▶ _REQUIRED ACTION_
Stop after the line containing "Partial pair distribution"; retype every line of the data before it exactly, starting from the first.

▶ _AVAILABLE DATA_
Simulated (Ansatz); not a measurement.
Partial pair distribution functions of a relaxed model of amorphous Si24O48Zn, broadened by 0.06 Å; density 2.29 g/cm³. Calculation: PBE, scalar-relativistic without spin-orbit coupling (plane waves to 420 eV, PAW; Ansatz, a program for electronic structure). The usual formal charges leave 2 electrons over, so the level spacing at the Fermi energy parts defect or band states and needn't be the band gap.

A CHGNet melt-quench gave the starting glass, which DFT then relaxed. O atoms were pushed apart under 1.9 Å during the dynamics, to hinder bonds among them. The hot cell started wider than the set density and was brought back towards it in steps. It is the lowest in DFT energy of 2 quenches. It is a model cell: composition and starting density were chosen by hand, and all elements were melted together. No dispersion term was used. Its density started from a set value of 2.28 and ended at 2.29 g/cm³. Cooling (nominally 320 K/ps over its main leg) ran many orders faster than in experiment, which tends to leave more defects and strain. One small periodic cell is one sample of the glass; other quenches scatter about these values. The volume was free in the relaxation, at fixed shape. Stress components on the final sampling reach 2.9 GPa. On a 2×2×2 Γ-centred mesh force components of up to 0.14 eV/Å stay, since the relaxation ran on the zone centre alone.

▶ _ANSWER SECTION_
Simulated (Ansatz); not a measurement.
Partial pair distribution functions of a relaxed model of amorphous Si24O48Zn, broadened by 0.06 Å; density 2.29 g/cm³. Calculation: PBE, scalar-relativistic without spin-orbit coupling (plane waves to 420 eV, PAW; Ansatz, a program for electronic structure). The usual formal charges leave 2 electrons over, so the level spacing at the Fermi energy parts defect or band states and needn't be the band gap.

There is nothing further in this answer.